#####

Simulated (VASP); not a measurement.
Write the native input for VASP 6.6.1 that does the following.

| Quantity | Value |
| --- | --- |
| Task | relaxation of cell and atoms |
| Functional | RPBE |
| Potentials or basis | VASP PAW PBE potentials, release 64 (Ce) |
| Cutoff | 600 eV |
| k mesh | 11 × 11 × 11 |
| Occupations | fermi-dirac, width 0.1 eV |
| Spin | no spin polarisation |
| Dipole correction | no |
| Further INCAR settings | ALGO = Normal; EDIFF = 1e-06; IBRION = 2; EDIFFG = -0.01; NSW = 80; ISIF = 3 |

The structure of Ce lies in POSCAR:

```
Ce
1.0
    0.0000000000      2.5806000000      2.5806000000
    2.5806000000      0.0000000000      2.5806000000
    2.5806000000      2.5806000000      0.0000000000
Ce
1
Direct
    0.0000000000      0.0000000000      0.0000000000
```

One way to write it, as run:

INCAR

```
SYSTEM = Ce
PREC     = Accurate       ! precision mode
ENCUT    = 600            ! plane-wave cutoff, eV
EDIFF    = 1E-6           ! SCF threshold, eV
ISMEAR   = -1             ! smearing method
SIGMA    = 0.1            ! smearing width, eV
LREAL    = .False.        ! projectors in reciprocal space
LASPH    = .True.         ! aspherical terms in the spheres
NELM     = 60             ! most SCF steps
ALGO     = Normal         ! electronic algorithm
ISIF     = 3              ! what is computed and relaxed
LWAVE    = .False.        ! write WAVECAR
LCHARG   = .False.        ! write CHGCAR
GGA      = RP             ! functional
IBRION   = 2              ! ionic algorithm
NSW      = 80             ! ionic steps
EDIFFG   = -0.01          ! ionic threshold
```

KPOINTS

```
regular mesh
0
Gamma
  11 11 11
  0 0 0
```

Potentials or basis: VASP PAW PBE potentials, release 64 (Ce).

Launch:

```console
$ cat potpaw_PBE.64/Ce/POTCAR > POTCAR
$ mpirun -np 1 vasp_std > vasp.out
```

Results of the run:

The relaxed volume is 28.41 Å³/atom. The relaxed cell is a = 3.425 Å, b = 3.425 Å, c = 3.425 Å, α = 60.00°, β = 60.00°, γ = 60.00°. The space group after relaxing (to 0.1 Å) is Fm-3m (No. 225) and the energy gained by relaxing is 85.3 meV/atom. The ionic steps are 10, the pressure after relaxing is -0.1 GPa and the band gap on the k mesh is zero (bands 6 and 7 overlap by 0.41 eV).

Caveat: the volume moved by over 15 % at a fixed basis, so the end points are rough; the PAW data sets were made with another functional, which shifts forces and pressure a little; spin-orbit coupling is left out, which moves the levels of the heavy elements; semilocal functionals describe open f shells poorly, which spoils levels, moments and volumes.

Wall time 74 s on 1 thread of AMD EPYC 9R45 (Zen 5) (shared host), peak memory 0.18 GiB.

#####

**WORK REQUEST**
Give back exactly the lines of the listing above, starting with its first line and ending with the line that holds "Cutoff | 600 eV |".

**WRITTEN ANSWER**
Simulated (VASP); not a measurement.
Write the native input for VASP 6.6.1 that does the following.

| Quantity | Value |
| --- | --- |
| Task | relaxation of cell and atoms |
| Functional | RPBE |
| Potentials or basis | VASP PAW PBE potentials, release 64 (Ce) |
| Cutoff | 600 eV |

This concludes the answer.